--- TASK ITEM ---
What you give back must match the data character for character.

--- STUDY MATERIAL ---
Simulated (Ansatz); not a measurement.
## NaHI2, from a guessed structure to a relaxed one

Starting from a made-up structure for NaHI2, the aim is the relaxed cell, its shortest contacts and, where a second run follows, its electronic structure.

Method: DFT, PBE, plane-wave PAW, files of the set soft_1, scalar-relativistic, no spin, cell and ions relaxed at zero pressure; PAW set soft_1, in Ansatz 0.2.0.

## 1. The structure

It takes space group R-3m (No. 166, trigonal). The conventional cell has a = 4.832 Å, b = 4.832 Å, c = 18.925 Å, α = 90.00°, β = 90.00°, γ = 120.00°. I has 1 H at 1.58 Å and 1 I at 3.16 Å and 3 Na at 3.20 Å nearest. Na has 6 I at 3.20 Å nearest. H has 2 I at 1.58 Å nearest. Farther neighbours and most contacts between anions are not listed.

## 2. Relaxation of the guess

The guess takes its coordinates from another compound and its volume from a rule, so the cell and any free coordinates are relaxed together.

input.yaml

--- RESPONSE ---
Simulated (Ansatz); not a measurement.
## NaHI2, from a guessed structure to a relaxed one

Starting from a made-up structure for NaHI2, the aim is the relaxed cell, its shortest contacts and, where a second run follows, its electronic structure.

Method: DFT, PBE, plane-wave PAW, files of the set soft_1, scalar-relativistic, no spin, cell and ions relaxed at zero pressure; PAW set soft_1, in Ansatz 0.2.0.

## 1. The structure

It takes space group R-3m (No. 166, trigonal). The conventional cell has a = 4.832 Å, b = 4.832 Å, c = 18.925 Å, α = 90.00°, β = 90.00°, γ = 120.00°. I has 1 H at 1.58 Å and 1 I at 3.16 Å and 3 Na at 3.20 Å nearest. Na has 6 I at 3.20 Å nearest. H has 2 I at 1.58 Å nearest. Farther neighbours and most contacts between anions are not listed.

## 2. Relaxation of the guess

The guess takes its coordinates from another compound and its volume from a rule, so the cell and any free coordinates are relaxed together.

input.yaml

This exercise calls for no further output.